**Work request:** Please transcribe exactly, and only, the lines of the data below between the line holding "# C3H12N2Si2: the cost of one run" and the line holding "19 atoms, charge", inclusive.

↓

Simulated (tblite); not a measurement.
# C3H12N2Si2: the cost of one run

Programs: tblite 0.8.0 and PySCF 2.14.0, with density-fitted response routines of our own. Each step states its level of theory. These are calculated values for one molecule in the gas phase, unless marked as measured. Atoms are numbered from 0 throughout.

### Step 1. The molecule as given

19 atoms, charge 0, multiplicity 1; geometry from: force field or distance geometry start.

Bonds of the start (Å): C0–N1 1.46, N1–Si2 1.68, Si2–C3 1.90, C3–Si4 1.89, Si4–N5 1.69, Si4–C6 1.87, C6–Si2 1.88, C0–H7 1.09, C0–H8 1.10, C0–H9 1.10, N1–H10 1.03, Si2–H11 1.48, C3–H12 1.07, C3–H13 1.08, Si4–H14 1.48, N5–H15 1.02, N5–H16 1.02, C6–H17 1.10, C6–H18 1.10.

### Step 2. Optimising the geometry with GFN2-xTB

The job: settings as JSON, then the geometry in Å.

↑

**Written reply:**
# C3H12N2Si2: the cost of one run

Programs: tblite 0.8.0 and PySCF 2.14.0, with density-fitted response routines of our own. Each step states its level of theory. These are calculated values for one molecule in the gas phase, unless marked as measured. Atoms are numbered from 0 throughout.

### Step 1. The molecule as given

19 atoms, charge 0, multiplicity 1; geometry from: force field or distance geometry start.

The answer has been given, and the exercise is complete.